## ACTION ITEM
Below are records; quote them exactly from the first line through the line that contains "The pressure is".

## DATA EXTRACTS
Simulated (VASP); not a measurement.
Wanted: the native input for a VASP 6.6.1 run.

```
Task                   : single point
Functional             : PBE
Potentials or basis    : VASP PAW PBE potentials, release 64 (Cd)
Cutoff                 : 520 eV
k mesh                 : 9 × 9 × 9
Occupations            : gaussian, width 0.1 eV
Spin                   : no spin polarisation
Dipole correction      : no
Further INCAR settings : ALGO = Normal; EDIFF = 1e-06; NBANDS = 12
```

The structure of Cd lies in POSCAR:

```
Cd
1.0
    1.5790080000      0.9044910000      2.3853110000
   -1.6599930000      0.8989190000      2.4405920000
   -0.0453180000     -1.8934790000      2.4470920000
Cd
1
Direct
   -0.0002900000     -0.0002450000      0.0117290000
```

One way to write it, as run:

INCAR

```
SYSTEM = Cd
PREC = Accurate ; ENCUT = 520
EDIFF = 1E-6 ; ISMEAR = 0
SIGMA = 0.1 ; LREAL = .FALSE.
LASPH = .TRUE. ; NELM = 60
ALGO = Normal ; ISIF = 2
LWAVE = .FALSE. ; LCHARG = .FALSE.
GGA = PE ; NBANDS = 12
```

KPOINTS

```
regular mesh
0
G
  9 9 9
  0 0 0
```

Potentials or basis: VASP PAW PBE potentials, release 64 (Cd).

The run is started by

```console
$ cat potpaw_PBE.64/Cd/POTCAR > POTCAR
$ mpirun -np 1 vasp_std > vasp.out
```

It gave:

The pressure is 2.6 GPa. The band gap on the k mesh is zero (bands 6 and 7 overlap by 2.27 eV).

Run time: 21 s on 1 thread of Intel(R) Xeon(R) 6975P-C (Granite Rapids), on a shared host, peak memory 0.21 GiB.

## RESULT
Simulated (VASP); not a measurement.
Wanted: the native input for a VASP 6.6.1 run.

```
Task                   : single point
Functional             : PBE
Potentials or basis    : VASP PAW PBE potentials, release 64 (Cd)
Cutoff                 : 520 eV
k mesh                 : 9 × 9 × 9
Occupations            : gaussian, width 0.1 eV
Spin                   : no spin polarisation
Dipole correction      : no
Further INCAR settings : ALGO = Normal; EDIFF = 1e-06; NBANDS = 12
```

The structure of Cd lies in POSCAR:

```
Cd
1.0
    1.5790080000      0.9044910000      2.3853110000
   -1.6599930000      0.8989190000      2.4405920000
   -0.0453180000     -1.8934790000      2.4470920000
Cd
1
Direct
   -0.0002900000     -0.0002450000      0.0117290000
```

One way to write it, as run:

INCAR

```
SYSTEM = Cd
PREC = Accurate ; ENCUT = 520
EDIFF = 1E-6 ; ISMEAR = 0
SIGMA = 0.1 ; LREAL = .FALSE.
LASPH = .TRUE. ; NELM = 60
ALGO = Normal ; ISIF = 2
LWAVE = .FALSE. ; LCHARG = .FALSE.
GGA = PE ; NBANDS = 12
```

KPOINTS

```
regular mesh
0
G
  9 9 9
  0 0 0
```

Potentials or basis: VASP PAW PBE potentials, release 64 (Cd).

The run is started by

```console
$ cat potpaw_PBE.64/Cd/POTCAR > POTCAR
$ mpirun -np 1 vasp_std > vasp.out
```

It gave:

The pressure is 2.6 GPa. The band gap on the k mesh is zero (bands 6 and 7 overlap by 2.27 eV).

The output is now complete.